• Dataset extract:
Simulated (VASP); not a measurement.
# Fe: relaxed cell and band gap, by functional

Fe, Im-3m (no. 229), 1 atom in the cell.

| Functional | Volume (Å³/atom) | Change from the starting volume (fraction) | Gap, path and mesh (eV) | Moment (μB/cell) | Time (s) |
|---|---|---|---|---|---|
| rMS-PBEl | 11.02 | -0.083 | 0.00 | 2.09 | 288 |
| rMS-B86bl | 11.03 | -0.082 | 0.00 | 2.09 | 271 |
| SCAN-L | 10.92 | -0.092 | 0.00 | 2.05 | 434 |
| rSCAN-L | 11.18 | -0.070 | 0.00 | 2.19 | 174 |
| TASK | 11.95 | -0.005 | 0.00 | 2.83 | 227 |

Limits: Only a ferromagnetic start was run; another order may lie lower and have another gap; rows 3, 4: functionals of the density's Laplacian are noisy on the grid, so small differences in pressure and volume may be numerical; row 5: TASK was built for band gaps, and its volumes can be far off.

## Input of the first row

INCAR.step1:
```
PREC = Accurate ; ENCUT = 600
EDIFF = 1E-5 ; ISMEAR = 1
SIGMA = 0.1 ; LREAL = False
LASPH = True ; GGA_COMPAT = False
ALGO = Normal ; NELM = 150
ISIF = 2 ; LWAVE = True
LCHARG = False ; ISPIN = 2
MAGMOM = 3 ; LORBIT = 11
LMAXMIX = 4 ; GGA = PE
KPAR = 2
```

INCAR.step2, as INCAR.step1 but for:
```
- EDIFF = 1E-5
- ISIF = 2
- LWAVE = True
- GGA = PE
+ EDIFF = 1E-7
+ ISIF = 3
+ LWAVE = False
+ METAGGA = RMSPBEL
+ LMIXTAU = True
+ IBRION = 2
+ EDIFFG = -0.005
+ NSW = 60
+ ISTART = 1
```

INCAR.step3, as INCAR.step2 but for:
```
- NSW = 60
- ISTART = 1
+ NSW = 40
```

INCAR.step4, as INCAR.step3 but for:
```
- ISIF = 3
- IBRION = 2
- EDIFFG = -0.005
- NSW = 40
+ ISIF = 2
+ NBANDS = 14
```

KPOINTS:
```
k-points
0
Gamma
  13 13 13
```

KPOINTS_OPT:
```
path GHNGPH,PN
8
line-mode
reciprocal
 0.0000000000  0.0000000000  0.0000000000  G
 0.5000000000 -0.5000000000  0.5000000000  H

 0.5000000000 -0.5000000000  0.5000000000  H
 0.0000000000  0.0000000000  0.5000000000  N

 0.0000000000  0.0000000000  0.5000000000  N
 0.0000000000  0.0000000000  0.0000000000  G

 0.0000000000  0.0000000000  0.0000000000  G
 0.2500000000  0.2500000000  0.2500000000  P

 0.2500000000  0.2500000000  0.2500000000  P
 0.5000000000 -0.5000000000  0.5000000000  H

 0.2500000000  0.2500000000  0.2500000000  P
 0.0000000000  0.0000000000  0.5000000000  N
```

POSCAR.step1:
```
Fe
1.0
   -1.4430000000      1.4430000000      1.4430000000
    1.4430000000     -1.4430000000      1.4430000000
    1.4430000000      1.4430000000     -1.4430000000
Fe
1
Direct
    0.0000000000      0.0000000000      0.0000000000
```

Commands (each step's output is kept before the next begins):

• Work item:
Which lines above run from the one containing "(μB/cell) | Time (s) |" down to the one containing "2.83 | 227 |"? Repeat exactly those, both ends included, and nothing else.

• Answer box:
| Functional | Volume (Å³/atom) | Change from the starting volume (fraction) | Gap, path and mesh (eV) | Moment (μB/cell) | Time (s) |
|---|---|---|---|---|---|
| rMS-PBEl | 11.02 | -0.083 | 0.00 | 2.09 | 288 |
| rMS-B86bl | 11.03 | -0.082 | 0.00 | 2.09 | 271 |
| SCAN-L | 10.92 | -0.092 | 0.00 | 2.05 | 434 |
| rSCAN-L | 11.18 | -0.070 | 0.00 | 2.19 | 174 |
| TASK | 11.95 | -0.005 | 0.00 | 2.83 | 227 |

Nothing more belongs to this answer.